Raw data ->
════════════════════
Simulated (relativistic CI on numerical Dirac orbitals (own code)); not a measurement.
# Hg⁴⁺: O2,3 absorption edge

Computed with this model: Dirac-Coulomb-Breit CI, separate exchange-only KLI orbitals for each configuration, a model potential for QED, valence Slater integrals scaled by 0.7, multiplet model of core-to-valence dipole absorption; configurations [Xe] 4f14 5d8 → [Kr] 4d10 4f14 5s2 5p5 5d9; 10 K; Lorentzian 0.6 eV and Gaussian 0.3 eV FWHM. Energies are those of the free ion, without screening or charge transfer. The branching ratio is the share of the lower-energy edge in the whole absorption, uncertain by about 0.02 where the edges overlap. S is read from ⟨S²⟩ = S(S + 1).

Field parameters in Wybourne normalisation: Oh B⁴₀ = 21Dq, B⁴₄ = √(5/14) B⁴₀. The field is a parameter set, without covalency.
════════════════════

Task item -> Go through the records and output them all, word for word.

Your response ->
Simulated (relativistic CI on numerical Dirac orbitals (own code)); not a measurement.
# Hg⁴⁺: O2,3 absorption edge

Computed with this model: Dirac-Coulomb-Breit CI, separate exchange-only KLI orbitals for each configuration, a model potential for QED, valence Slater integrals scaled by 0.7, multiplet model of core-to-valence dipole absorption; configurations [Xe] 4f14 5d8 → [Kr] 4d10 4f14 5s2 5p5 5d9; 10 K; Lorentzian 0.6 eV and Gaussian 0.3 eV FWHM. Energies are those of the free ion, without screening or charge transfer. The branching ratio is the share of the lower-energy edge in the whole absorption, uncertain by about 0.02 where the edges overlap. S is read from ⟨S²⟩ = S(S + 1).

Field parameters in Wybourne normalisation: Oh B⁴₀ = 21Dq, B⁴₄ = √(5/14) B⁴₀. The field is a parameter set, without covalency.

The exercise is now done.